ASSIGNED TASK
Reproduce the entries from their first line up to and including the line with "The r²SCAN+D4 relaxation". Leave out everything after it.

DATA FOR ANALYSIS
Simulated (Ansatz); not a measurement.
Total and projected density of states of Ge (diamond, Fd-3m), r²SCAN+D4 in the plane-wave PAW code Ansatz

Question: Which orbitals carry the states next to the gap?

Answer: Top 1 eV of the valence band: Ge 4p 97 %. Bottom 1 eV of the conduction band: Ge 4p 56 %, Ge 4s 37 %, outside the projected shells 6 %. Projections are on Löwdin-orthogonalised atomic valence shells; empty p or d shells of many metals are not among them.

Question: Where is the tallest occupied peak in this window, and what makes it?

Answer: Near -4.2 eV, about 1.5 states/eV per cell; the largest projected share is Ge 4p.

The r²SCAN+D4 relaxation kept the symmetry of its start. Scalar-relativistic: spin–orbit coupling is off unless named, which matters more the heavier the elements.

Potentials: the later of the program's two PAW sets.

WRITTEN SOLUTION
Simulated (Ansatz); not a measurement.
Total and projected density of states of Ge (diamond, Fd-3m), r²SCAN+D4 in the plane-wave PAW code Ansatz

Question: Which orbitals carry the states next to the gap?

Answer: Top 1 eV of the valence band: Ge 4p 97 %. Bottom 1 eV of the conduction band: Ge 4p 56 %, Ge 4s 37 %, outside the projected shells 6 %. Projections are on Löwdin-orthogonalised atomic valence shells; empty p or d shells of many metals are not among them.

Question: Where is the tallest occupied peak in this window, and what makes it?

Answer: Near -4.2 eV, about 1.5 states/eV per cell; the largest projected share is Ge 4p.

The r²SCAN+D4 relaxation kept the symmetry of its start. Scalar-relativistic: spin–orbit coupling is off unless named, which matters more the heavier the elements.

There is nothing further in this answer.